_DATA SUPPLIED:_
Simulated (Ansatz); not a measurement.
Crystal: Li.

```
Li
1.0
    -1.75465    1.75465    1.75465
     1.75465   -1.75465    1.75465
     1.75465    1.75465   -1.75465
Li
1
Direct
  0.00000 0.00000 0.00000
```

_WORK ITEM:_ The data given before this task must be transcribed exactly and in full.

_EXERCISE ANSWER:_
Simulated (Ansatz); not a measurement.
Crystal: Li.

```
Li
1.0
    -1.75465    1.75465    1.75465
     1.75465   -1.75465    1.75465
     1.75465    1.75465   -1.75465
Li
1
Direct
  0.00000 0.00000 0.00000
```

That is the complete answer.